◆ **Task item**:
Nothing but an exact repeat of the entries below should appear in your answer.

══════════════════════════════

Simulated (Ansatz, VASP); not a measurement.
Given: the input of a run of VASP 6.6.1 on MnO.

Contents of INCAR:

══════════════════════════════

◆ **Task response**:
Simulated (Ansatz, VASP); not a measurement.
Given: the input of a run of VASP 6.6.1 on MnO.

Contents of INCAR:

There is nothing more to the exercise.